● DATA LISTING:
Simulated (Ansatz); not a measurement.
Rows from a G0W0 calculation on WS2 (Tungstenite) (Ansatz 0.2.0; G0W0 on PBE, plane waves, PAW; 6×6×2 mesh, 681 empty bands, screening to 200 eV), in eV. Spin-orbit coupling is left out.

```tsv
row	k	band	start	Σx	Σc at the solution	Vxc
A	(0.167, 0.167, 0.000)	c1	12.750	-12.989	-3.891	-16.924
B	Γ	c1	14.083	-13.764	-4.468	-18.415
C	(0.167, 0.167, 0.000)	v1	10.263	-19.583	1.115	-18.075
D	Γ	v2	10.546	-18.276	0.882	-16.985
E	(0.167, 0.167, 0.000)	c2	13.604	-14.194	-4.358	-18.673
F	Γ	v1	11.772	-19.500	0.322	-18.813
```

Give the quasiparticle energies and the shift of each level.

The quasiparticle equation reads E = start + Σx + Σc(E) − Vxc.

● ACTIVITY:
Each record above has to be set down again, exactly and completely.

● EXERCISE RESULT:
Simulated (Ansatz); not a measurement.
Rows from a G0W0 calculation on WS2 (Tungstenite) (Ansatz 0.2.0; G0W0 on PBE, plane waves, PAW; 6×6×2 mesh, 681 empty bands, screening to 200 eV), in eV. Spin-orbit coupling is left out.

```tsv
row	k	band	start	Σx	Σc at the solution	Vxc
A	(0.167, 0.167, 0.000)	c1	12.750	-12.989	-3.891	-16.924
B	Γ	c1	14.083	-13.764	-4.468	-18.415
C	(0.167, 0.167, 0.000)	v1	10.263	-19.583	1.115	-18.075
D	Γ	v2	10.546	-18.276	0.882	-16.985
E	(0.167, 0.167, 0.000)	c2	13.604	-14.194	-4.358	-18.673
F	Γ	v1	11.772	-19.500	0.322	-18.813
```

Give the quasiparticle energies and the shift of each level.

The quasiparticle equation reads E = start + Σx + Σc(E) − Vxc.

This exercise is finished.